Work order:
The entries need to be copied exactly.

The data:
::::

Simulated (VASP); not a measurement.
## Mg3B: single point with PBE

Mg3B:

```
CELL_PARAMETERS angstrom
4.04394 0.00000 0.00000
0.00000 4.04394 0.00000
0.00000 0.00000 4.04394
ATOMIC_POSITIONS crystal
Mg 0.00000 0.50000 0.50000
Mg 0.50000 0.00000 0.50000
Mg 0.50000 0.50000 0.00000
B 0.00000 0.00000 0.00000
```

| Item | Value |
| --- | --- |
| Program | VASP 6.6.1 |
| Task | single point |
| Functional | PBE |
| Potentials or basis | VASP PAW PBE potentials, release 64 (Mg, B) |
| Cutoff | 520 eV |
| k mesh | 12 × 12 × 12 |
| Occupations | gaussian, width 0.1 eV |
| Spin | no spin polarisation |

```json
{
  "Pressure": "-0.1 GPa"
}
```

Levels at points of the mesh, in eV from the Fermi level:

::::

Response box:
Simulated (VASP); not a measurement.
## Mg3B: single point with PBE

Mg3B:

```
CELL_PARAMETERS angstrom
4.04394 0.00000 0.00000
0.00000 4.04394 0.00000
0.00000 0.00000 4.04394
ATOMIC_POSITIONS crystal
Mg 0.00000 0.50000 0.50000
Mg 0.50000 0.00000 0.50000
Mg 0.50000 0.50000 0.00000
B 0.00000 0.00000 0.00000
```

| Item | Value |
| --- | --- |
| Program | VASP 6.6.1 |
| Task | single point |
| Functional | PBE |
| Potentials or basis | VASP PAW PBE potentials, release 64 (Mg, B) |
| Cutoff | 520 eV |
| k mesh | 12 × 12 × 12 |
| Occupations | gaussian, width 0.1 eV |
| Spin | no spin polarisation |

```json
{
  "Pressure": "-0.1 GPa"
}
```

Levels at points of the mesh, in eV from the Fermi level:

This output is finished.